* [Exercise]:
Give again, unaltered, the lines of the listing below that run from the line having "## 1. The structure" through the line having "The structure is".

* [Raw data]:
━━━━

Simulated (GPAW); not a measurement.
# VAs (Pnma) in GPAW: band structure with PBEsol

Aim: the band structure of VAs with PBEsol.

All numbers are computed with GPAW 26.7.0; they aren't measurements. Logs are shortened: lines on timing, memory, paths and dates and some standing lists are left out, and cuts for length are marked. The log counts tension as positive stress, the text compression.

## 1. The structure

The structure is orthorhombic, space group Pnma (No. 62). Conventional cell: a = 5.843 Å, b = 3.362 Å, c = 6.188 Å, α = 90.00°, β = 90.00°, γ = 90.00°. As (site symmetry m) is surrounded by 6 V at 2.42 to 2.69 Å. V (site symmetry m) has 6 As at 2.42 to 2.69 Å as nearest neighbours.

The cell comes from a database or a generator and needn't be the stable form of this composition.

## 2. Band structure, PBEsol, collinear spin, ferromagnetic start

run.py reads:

━━━━

* [Solution]:
## 1. The structure

The structure is orthorhombic, space group Pnma (No. 62). Conventional cell: a = 5.843 Å, b = 3.362 Å, c = 6.188 Å, α = 90.00°, β = 90.00°, γ = 90.00°. As (site symmetry m) is surrounded by 6 V at 2.42 to 2.69 Å. V (site symmetry m) has 6 As at 2.42 to 2.69 Å as nearest neighbours.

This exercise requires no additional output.